Brief ▸
The entries below contain a line with "Face-centred cubic." and a line with "The bonds build". Retype exactly everything from the first down to the second, both included, and nothing else.

Entries provided ▸
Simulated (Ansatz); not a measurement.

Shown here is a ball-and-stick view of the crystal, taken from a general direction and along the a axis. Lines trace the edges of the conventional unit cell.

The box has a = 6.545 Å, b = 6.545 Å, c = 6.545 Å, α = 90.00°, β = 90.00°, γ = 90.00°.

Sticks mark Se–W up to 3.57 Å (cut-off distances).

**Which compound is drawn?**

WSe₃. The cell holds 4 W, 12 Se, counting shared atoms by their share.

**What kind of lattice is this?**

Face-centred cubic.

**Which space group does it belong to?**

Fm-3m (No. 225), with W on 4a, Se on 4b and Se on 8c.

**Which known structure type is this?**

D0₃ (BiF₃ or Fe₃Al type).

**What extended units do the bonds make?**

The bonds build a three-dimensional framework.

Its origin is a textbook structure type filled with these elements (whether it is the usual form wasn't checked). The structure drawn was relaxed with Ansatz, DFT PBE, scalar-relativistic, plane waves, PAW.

Response area ▸
Face-centred cubic.

**Which space group does it belong to?**

Fm-3m (No. 225), with W on 4a, Se on 4b and Se on 8c.

**Which known structure type is this?**

D0₃ (BiF₃ or Fe₃Al type).

**What extended units do the bonds make?**

The bonds build a three-dimensional framework.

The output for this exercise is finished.